**WORK TASK**
All lines between the start of the listing below and the line containing "It took 3 min", inclusive, must be repeated exactly.

(DATA SUPPLIED begins)

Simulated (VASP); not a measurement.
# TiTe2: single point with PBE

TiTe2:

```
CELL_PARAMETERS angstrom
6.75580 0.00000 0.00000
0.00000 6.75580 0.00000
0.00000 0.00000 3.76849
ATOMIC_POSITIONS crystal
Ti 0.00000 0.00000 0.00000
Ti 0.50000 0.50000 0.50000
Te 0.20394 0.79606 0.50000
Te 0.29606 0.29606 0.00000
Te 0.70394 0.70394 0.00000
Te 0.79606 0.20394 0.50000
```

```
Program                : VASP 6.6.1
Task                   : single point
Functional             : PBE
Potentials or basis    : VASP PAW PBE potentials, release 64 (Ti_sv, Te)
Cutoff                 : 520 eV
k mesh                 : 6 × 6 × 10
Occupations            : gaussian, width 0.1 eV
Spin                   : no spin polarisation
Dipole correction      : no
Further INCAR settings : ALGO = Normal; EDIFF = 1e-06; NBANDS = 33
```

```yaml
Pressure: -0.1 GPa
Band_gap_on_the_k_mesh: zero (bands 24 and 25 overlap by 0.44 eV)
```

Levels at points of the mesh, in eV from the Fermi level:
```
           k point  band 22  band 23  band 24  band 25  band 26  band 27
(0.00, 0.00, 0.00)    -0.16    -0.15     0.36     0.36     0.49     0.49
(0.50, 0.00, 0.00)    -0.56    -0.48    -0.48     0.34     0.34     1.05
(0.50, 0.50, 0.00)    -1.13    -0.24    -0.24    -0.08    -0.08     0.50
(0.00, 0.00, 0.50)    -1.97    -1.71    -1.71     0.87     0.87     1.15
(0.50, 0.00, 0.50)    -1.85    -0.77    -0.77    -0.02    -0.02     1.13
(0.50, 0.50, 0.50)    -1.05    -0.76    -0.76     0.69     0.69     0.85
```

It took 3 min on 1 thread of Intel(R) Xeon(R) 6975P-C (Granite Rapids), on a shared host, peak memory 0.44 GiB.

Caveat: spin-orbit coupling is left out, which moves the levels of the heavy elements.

(DATA SUPPLIED ends)

**WRITTEN ANSWER**
Simulated (VASP); not a measurement.
# TiTe2: single point with PBE

TiTe2:

```
CELL_PARAMETERS angstrom
6.75580 0.00000 0.00000
0.00000 6.75580 0.00000
0.00000 0.00000 3.76849
ATOMIC_POSITIONS crystal
Ti 0.00000 0.00000 0.00000
Ti 0.50000 0.50000 0.50000
Te 0.20394 0.79606 0.50000
Te 0.29606 0.29606 0.00000
Te 0.70394 0.70394 0.00000
Te 0.79606 0.20394 0.50000
```

```
Program                : VASP 6.6.1
Task                   : single point
Functional             : PBE
Potentials or basis    : VASP PAW PBE potentials, release 64 (Ti_sv, Te)
Cutoff                 : 520 eV
k mesh                 : 6 × 6 × 10
Occupations            : gaussian, width 0.1 eV
Spin                   : no spin polarisation
Dipole correction      : no
Further INCAR settings : ALGO = Normal; EDIFF = 1e-06; NBANDS = 33
```

```yaml
Pressure: -0.1 GPa
Band_gap_on_the_k_mesh: zero (bands 24 and 25 overlap by 0.44 eV)
```

Levels at points of the mesh, in eV from the Fermi level:
```
           k point  band 22  band 23  band 24  band 25  band 26  band 27
(0.00, 0.00, 0.00)    -0.16    -0.15     0.36     0.36     0.49     0.49
(0.50, 0.00, 0.00)    -0.56    -0.48    -0.48     0.34     0.34     1.05
(0.50, 0.50, 0.00)    -1.13    -0.24    -0.24    -0.08    -0.08     0.50
(0.00, 0.00, 0.50)    -1.97    -1.71    -1.71     0.87     0.87     1.15
(0.50, 0.00, 0.50)    -1.85    -0.77    -0.77    -0.02    -0.02     1.13
(0.50, 0.50, 0.50)    -1.05    -0.76    -0.76     0.69     0.69     0.85
```

It took 3 min on 1 thread of Intel(R) Xeon(R) 6975P-C (Granite Rapids), on a shared host, peak memory 0.44 GiB.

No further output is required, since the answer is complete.